• Exercise:
Locate the line that contains "Atomic charges by several schemes" in the entries below, then repeat it and every following line through the line that contains "ESP-fitted C3 (-0.421).", exactly, and no others.

= Beginning of Section =
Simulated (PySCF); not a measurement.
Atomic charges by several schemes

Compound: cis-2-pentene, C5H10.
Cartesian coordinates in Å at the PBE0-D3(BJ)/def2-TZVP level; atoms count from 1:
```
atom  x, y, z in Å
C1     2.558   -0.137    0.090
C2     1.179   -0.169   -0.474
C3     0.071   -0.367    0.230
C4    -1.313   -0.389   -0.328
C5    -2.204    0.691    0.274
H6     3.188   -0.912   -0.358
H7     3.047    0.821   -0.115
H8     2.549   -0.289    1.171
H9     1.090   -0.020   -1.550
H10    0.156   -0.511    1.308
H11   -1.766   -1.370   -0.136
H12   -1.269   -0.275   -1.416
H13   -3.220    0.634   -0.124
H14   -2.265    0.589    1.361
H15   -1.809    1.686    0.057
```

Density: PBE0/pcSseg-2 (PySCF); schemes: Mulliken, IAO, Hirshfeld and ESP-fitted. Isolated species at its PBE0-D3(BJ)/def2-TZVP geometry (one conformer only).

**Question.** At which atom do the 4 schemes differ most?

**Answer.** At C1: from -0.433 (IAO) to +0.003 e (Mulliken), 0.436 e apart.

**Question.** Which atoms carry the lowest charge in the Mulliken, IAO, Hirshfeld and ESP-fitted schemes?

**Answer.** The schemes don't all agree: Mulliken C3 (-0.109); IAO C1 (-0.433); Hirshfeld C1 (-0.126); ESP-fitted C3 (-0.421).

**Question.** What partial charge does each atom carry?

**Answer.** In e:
= End of Section =

• Your response:
Atomic charges by several schemes

Compound: cis-2-pentene, C5H10.
Cartesian coordinates in Å at the PBE0-D3(BJ)/def2-TZVP level; atoms count from 1:
```
atom  x, y, z in Å
C1     2.558   -0.137    0.090
C2     1.179   -0.169   -0.474
C3     0.071   -0.367    0.230
C4    -1.313   -0.389   -0.328
C5    -2.204    0.691    0.274
H6     3.188   -0.912   -0.358
H7     3.047    0.821   -0.115
H8     2.549   -0.289    1.171
H9     1.090   -0.020   -1.550
H10    0.156   -0.511    1.308
H11   -1.766   -1.370   -0.136
H12   -1.269   -0.275   -1.416
H13   -3.220    0.634   -0.124
H14   -2.265    0.589    1.361
H15   -1.809    1.686    0.057
```

Density: PBE0/pcSseg-2 (PySCF); schemes: Mulliken, IAO, Hirshfeld and ESP-fitted. Isolated species at its PBE0-D3(BJ)/def2-TZVP geometry (one conformer only).

**Question.** At which atom do the 4 schemes differ most?

**Answer.** At C1: from -0.433 (IAO) to +0.003 e (Mulliken), 0.436 e apart.

**Question.** Which atoms carry the lowest charge in the Mulliken, IAO, Hirshfeld and ESP-fitted schemes?

**Answer.** The schemes don't all agree: Mulliken C3 (-0.109); IAO C1 (-0.433); Hirshfeld C1 (-0.126); ESP-fitted C3 (-0.421).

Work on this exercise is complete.